§ §

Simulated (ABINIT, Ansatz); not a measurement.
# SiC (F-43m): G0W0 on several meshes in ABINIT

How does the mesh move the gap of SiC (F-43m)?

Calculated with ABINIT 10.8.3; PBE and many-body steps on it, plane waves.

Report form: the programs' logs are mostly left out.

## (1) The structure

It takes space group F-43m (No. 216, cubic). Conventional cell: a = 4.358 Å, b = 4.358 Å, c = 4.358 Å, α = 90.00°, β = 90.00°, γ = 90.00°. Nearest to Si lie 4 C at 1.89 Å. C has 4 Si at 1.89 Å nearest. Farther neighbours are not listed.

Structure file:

§ §

The answer is all of the material, given again exactly.

Simulated (ABINIT, Ansatz); not a measurement.
# SiC (F-43m): G0W0 on several meshes in ABINIT

How does the mesh move the gap of SiC (F-43m)?

Calculated with ABINIT 10.8.3; PBE and many-body steps on it, plane waves.

Report form: the programs' logs are mostly left out.

## (1) The structure

It takes space group F-43m (No. 216, cubic). Conventional cell: a = 4.358 Å, b = 4.358 Å, c = 4.358 Å, α = 90.00°, β = 90.00°, γ = 90.00°. Nearest to Si lie 4 C at 1.89 Å. C has 4 Si at 1.89 Å nearest. Farther neighbours are not listed.

Structure file:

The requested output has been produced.